**Requirement:** Copy the listing below line for line, from its opening line to the one with "Question: Did the", both included; stop there.

**Extracted entries:**
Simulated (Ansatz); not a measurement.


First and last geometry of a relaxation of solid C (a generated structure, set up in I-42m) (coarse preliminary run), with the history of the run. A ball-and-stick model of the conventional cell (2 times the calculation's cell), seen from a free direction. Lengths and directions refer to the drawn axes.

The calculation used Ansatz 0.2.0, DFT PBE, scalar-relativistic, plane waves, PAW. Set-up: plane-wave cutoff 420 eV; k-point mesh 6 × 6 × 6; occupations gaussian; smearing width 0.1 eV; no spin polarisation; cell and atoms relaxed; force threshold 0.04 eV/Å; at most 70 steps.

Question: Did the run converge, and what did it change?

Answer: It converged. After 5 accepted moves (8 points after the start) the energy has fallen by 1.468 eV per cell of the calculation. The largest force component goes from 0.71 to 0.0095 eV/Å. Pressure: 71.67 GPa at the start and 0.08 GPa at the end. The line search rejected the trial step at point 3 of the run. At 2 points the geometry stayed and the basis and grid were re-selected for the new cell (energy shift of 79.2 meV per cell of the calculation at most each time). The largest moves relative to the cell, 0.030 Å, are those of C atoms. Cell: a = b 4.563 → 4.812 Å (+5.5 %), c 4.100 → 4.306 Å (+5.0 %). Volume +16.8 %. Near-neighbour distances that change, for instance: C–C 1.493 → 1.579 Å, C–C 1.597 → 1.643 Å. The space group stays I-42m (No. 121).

**Solution:**
Simulated (Ansatz); not a measurement.


First and last geometry of a relaxation of solid C (a generated structure, set up in I-42m) (coarse preliminary run), with the history of the run. A ball-and-stick model of the conventional cell (2 times the calculation's cell), seen from a free direction. Lengths and directions refer to the drawn axes.

The calculation used Ansatz 0.2.0, DFT PBE, scalar-relativistic, plane waves, PAW. Set-up: plane-wave cutoff 420 eV; k-point mesh 6 × 6 × 6; occupations gaussian; smearing width 0.1 eV; no spin polarisation; cell and atoms relaxed; force threshold 0.04 eV/Å; at most 70 steps.

Question: Did the run converge, and what did it change?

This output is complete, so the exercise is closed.